──────────
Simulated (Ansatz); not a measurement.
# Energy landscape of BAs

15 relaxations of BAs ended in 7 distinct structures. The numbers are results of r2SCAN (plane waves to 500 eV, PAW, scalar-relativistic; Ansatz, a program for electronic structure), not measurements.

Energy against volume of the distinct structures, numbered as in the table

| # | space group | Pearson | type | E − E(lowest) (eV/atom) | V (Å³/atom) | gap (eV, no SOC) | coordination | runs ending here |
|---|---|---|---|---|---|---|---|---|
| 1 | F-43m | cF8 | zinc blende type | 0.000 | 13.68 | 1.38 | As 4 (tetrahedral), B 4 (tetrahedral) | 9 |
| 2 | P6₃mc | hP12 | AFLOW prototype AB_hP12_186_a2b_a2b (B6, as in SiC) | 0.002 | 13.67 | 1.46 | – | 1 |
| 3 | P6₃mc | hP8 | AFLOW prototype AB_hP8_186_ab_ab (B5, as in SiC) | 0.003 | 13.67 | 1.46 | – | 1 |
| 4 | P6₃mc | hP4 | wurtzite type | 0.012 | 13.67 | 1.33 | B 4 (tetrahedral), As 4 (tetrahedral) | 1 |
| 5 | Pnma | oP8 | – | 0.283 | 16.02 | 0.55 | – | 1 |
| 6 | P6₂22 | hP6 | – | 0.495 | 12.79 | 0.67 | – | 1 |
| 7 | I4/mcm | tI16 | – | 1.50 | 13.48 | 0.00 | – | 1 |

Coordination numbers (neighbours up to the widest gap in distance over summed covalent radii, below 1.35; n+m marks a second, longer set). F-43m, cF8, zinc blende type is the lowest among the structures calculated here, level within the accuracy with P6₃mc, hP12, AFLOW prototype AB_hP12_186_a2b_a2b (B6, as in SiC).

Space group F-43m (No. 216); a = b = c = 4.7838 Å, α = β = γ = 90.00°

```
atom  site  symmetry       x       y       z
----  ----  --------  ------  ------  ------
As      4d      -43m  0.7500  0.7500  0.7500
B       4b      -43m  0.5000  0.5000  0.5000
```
──────────

ACTIVITY — Although the records may continue, retype only the lines from the first one through the one containing "13.48 | 0.00 | – | 1 |", exactly as they appear.

WRITTEN ANSWER —
Simulated (Ansatz); not a measurement.
# Energy landscape of BAs

15 relaxations of BAs ended in 7 distinct structures. The numbers are results of r2SCAN (plane waves to 500 eV, PAW, scalar-relativistic; Ansatz, a program for electronic structure), not measurements.

Energy against volume of the distinct structures, numbered as in the table

| # | space group | Pearson | type | E − E(lowest) (eV/atom) | V (Å³/atom) | gap (eV, no SOC) | coordination | runs ending here |
|---|---|---|---|---|---|---|---|---|
| 1 | F-43m | cF8 | zinc blende type | 0.000 | 13.68 | 1.38 | As 4 (tetrahedral), B 4 (tetrahedral) | 9 |
| 2 | P6₃mc | hP12 | AFLOW prototype AB_hP12_186_a2b_a2b (B6, as in SiC) | 0.002 | 13.67 | 1.46 | – | 1 |
| 3 | P6₃mc | hP8 | AFLOW prototype AB_hP8_186_ab_ab (B5, as in SiC) | 0.003 | 13.67 | 1.46 | – | 1 |
| 4 | P6₃mc | hP4 | wurtzite type | 0.012 | 13.67 | 1.33 | B 4 (tetrahedral), As 4 (tetrahedral) | 1 |
| 5 | Pnma | oP8 | – | 0.283 | 16.02 | 0.55 | – | 1 |
| 6 | P6₂22 | hP6 | – | 0.495 | 12.79 | 0.67 | – | 1 |
| 7 | I4/mcm | tI16 | – | 1.50 | 13.48 | 0.00 | – | 1 |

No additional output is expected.